======== Dataset ========

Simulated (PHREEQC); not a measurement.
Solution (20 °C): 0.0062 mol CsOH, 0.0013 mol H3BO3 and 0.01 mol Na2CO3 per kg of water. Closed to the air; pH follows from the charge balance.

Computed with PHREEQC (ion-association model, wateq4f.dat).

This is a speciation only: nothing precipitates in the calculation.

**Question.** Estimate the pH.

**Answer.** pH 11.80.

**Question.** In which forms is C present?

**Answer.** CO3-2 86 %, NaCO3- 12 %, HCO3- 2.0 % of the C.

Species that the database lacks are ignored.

========

**Task item**
All the data above must be copied again. Leave nothing out.

**Expected answer**
Simulated (PHREEQC); not a measurement.
Solution (20 °C): 0.0062 mol CsOH, 0.0013 mol H3BO3 and 0.01 mol Na2CO3 per kg of water. Closed to the air; pH follows from the charge balance.

Computed with PHREEQC (ion-association model, wateq4f.dat).

This is a speciation only: nothing precipitates in the calculation.

**Question.** Estimate the pH.

**Answer.** pH 11.80.

**Question.** In which forms is C present?

**Answer.** CO3-2 86 %, NaCO3- 12 %, HCO3- 2.0 % of the C.

Species that the database lacks are ignored.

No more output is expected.